*Activity*. Please set down every entry below exactly as given.

======== Data section ========

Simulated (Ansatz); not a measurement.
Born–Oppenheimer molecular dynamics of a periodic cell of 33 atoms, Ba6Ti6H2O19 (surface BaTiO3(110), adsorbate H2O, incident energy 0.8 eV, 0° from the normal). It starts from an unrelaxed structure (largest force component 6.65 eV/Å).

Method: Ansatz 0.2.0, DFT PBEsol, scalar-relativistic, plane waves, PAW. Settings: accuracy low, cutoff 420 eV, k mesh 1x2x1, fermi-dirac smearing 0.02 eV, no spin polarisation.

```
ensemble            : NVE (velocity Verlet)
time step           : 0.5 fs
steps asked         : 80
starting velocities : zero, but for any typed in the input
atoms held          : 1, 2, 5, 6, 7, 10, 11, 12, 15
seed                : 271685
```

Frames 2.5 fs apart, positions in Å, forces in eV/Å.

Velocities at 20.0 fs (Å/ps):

========

*Task solution*.
Simulated (Ansatz); not a measurement.
Born–Oppenheimer molecular dynamics of a periodic cell of 33 atoms, Ba6Ti6H2O19 (surface BaTiO3(110), adsorbate H2O, incident energy 0.8 eV, 0° from the normal). It starts from an unrelaxed structure (largest force component 6.65 eV/Å).

Method: Ansatz 0.2.0, DFT PBEsol, scalar-relativistic, plane waves, PAW. Settings: accuracy low, cutoff 420 eV, k mesh 1x2x1, fermi-dirac smearing 0.02 eV, no spin polarisation.

```
ensemble            : NVE (velocity Verlet)
time step           : 0.5 fs
steps asked         : 80
starting velocities : zero, but for any typed in the input
atoms held          : 1, 2, 5, 6, 7, 10, 11, 12, 15
seed                : 271685
```

Frames 2.5 fs apart, positions in Å, forces in eV/Å.

Velocities at 20.0 fs (Å/ps):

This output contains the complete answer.